In this exercise, set down every entry that follows exactly as it appears.

________

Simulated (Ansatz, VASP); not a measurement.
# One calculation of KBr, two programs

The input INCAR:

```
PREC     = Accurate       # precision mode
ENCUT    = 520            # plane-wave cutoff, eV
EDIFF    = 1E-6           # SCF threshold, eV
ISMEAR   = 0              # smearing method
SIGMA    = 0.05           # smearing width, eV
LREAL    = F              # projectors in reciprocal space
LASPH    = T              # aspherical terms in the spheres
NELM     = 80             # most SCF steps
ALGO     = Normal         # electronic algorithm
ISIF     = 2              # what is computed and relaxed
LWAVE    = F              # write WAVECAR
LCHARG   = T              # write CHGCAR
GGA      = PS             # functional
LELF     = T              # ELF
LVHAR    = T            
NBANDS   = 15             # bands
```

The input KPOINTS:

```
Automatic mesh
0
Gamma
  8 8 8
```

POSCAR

________

▸ **ANSWER AREA**:
Simulated (Ansatz, VASP); not a measurement.
# One calculation of KBr, two programs

The input INCAR:

```
PREC     = Accurate       # precision mode
ENCUT    = 520            # plane-wave cutoff, eV
EDIFF    = 1E-6           # SCF threshold, eV
ISMEAR   = 0              # smearing method
SIGMA    = 0.05           # smearing width, eV
LREAL    = F              # projectors in reciprocal space
LASPH    = T              # aspherical terms in the spheres
NELM     = 80             # most SCF steps
ALGO     = Normal         # electronic algorithm
ISIF     = 2              # what is computed and relaxed
LWAVE    = F              # write WAVECAR
LCHARG   = T              # write CHGCAR
GGA      = PS             # functional
LELF     = T              # ELF
LVHAR    = T            
NBANDS   = 15             # bands
```

The input KPOINTS:

```
Automatic mesh
0
Gamma
  8 8 8
```

POSCAR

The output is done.